====== STUDY MATERIAL
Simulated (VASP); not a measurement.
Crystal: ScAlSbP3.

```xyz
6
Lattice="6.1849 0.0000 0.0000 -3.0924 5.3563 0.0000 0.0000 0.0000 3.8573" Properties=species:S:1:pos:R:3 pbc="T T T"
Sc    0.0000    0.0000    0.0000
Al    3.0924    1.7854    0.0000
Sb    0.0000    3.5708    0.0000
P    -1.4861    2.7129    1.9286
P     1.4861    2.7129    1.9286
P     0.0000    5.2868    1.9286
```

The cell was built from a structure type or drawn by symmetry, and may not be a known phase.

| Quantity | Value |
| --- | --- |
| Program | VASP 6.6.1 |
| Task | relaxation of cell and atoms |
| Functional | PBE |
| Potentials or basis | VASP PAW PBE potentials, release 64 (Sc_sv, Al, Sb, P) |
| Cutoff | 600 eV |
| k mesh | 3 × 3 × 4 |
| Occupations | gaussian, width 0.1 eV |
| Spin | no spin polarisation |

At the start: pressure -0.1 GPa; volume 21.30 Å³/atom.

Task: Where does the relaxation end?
============

#### ACTIVITY
Starting from the first line of the records above, retype each line exactly up to and including the one that contains "At the start: pressure", and nothing more.

#### YOUR RESPONSE
Simulated (VASP); not a measurement.
Crystal: ScAlSbP3.

```xyz
6
Lattice="6.1849 0.0000 0.0000 -3.0924 5.3563 0.0000 0.0000 0.0000 3.8573" Properties=species:S:1:pos:R:3 pbc="T T T"
Sc    0.0000    0.0000    0.0000
Al    3.0924    1.7854    0.0000
Sb    0.0000    3.5708    0.0000
P    -1.4861    2.7129    1.9286
P     1.4861    2.7129    1.9286
P     0.0000    5.2868    1.9286
```

The cell was built from a structure type or drawn by symmetry, and may not be a known phase.

| Quantity | Value |
| --- | --- |
| Program | VASP 6.6.1 |
| Task | relaxation of cell and atoms |
| Functional | PBE |
| Potentials or basis | VASP PAW PBE potentials, release 64 (Sc_sv, Al, Sb, P) |
| Cutoff | 600 eV |
| k mesh | 3 × 3 × 4 |
| Occupations | gaussian, width 0.1 eV |
| Spin | no spin polarisation |

At the start: pressure -0.1 GPa; volume 21.30 Å³/atom.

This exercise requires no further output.